--- TASK ITEM ---
Would you print the full listing word for word?

[[ DATA LISTING, beginning ]]

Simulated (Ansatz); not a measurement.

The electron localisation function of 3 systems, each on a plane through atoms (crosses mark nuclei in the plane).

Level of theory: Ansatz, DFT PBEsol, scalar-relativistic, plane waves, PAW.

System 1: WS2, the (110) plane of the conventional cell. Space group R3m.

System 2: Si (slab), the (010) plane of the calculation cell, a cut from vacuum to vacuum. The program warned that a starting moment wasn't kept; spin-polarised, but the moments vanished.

[[ DATA LISTING, end ]]

--- ANSWER AREA ---
Simulated (Ansatz); not a measurement.

The electron localisation function of 3 systems, each on a plane through atoms (crosses mark nuclei in the plane).

Level of theory: Ansatz, DFT PBEsol, scalar-relativistic, plane waves, PAW.

System 1: WS2, the (110) plane of the conventional cell. Space group R3m.

System 2: Si (slab), the (010) plane of the calculation cell, a cut from vacuum to vacuum. The program warned that a starting moment wasn't kept; spin-polarised, but the moments vanished.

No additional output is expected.